> EXCERPTED RECORDS
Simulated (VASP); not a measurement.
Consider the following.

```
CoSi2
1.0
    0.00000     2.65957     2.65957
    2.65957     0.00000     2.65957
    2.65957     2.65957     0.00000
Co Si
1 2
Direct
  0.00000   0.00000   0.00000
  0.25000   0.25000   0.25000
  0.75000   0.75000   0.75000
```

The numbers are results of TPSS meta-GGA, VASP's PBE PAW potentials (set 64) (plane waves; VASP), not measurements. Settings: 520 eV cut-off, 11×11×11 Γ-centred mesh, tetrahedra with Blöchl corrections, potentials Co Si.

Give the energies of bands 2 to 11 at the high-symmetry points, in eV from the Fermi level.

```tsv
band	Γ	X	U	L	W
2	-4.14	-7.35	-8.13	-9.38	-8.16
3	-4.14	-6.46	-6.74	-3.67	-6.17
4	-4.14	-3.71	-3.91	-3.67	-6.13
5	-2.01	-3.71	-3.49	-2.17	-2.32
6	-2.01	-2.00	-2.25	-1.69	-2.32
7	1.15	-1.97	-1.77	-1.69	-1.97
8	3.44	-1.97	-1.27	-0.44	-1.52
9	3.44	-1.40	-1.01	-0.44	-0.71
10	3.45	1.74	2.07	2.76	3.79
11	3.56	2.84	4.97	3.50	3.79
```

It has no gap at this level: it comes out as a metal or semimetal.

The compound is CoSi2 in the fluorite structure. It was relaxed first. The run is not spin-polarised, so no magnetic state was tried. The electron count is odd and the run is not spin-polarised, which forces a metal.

> TASK ITEM
The lines of the data, from the first through the one containing "It has no gap", are to be transcribed exactly.

> WORKED SOLUTION
Simulated (VASP); not a measurement.
Consider the following.

```
CoSi2
1.0
    0.00000     2.65957     2.65957
    2.65957     0.00000     2.65957
    2.65957     2.65957     0.00000
Co Si
1 2
Direct
  0.00000   0.00000   0.00000
  0.25000   0.25000   0.25000
  0.75000   0.75000   0.75000
```

The numbers are results of TPSS meta-GGA, VASP's PBE PAW potentials (set 64) (plane waves; VASP), not measurements. Settings: 520 eV cut-off, 11×11×11 Γ-centred mesh, tetrahedra with Blöchl corrections, potentials Co Si.

Give the energies of bands 2 to 11 at the high-symmetry points, in eV from the Fermi level.

```tsv
band	Γ	X	U	L	W
2	-4.14	-7.35	-8.13	-9.38	-8.16
3	-4.14	-6.46	-6.74	-3.67	-6.17
4	-4.14	-3.71	-3.91	-3.67	-6.13
5	-2.01	-3.71	-3.49	-2.17	-2.32
6	-2.01	-2.00	-2.25	-1.69	-2.32
7	1.15	-1.97	-1.77	-1.69	-1.97
8	3.44	-1.97	-1.27	-0.44	-1.52
9	3.44	-1.40	-1.01	-0.44	-0.71
10	3.45	1.74	2.07	2.76	3.79
11	3.56	2.84	4.97	3.50	3.79
```

It has no gap at this level: it comes out as a metal or semimetal.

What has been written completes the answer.